_Assigned task_
In the data below, the answer is the run of lines from the line containing "## 6. Response at finite wavevector" through the line containing "Stability and thermal", both included; print it exactly and nothing else.

_Input data_
= = = =

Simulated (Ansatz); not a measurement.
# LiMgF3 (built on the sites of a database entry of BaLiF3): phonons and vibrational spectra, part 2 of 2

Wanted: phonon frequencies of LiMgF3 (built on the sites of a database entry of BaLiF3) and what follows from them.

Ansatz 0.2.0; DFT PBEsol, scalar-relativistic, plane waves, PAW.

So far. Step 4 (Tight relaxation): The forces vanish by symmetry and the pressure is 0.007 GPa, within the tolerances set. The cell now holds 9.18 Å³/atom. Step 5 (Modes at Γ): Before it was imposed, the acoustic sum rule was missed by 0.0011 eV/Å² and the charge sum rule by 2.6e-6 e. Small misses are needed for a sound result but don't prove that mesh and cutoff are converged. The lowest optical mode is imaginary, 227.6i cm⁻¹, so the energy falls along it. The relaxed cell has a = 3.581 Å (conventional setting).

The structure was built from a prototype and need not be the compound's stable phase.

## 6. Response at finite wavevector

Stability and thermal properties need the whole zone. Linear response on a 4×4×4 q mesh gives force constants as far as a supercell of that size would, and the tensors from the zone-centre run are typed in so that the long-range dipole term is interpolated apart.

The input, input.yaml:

= = = =

_Answer area_
## 6. Response at finite wavevector

Stability and thermal properties need the whole zone. Linear response on a 4×4×4 q mesh gives force constants as far as a supercell of that size would, and the tensors from the zone-centre run are typed in so that the long-range dipole term is interpolated apart.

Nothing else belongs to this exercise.